Assigned task | The required output is the complete data, repeated without alteration.

-- Input data follows --

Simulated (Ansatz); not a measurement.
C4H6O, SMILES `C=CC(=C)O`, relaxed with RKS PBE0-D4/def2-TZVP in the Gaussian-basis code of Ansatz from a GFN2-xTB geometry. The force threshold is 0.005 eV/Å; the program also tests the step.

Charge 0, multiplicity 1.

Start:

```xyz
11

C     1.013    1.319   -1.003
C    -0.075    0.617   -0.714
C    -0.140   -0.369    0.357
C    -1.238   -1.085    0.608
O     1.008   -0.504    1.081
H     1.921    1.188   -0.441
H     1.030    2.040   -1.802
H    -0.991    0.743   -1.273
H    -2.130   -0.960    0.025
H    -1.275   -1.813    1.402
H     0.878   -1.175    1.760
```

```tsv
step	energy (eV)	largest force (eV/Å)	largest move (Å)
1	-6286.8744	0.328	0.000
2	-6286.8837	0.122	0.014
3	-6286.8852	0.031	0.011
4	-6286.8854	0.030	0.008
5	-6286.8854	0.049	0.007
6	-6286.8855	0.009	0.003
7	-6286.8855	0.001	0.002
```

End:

-- Input data concluded --

Solution |
Simulated (Ansatz); not a measurement.
C4H6O, SMILES `C=CC(=C)O`, relaxed with RKS PBE0-D4/def2-TZVP in the Gaussian-basis code of Ansatz from a GFN2-xTB geometry. The force threshold is 0.005 eV/Å; the program also tests the step.

Charge 0, multiplicity 1.

Start:

```xyz
11

C     1.013    1.319   -1.003
C    -0.075    0.617   -0.714
C    -0.140   -0.369    0.357
C    -1.238   -1.085    0.608
O     1.008   -0.504    1.081
H     1.921    1.188   -0.441
H     1.030    2.040   -1.802
H    -0.991    0.743   -1.273
H    -2.130   -0.960    0.025
H    -1.275   -1.813    1.402
H     0.878   -1.175    1.760
```

```tsv
step	energy (eV)	largest force (eV/Å)	largest move (Å)
1	-6286.8744	0.328	0.000
2	-6286.8837	0.122	0.014
3	-6286.8852	0.031	0.011
4	-6286.8854	0.030	0.008
5	-6286.8854	0.049	0.007
6	-6286.8855	0.009	0.003
7	-6286.8855	0.001	0.002
```

End:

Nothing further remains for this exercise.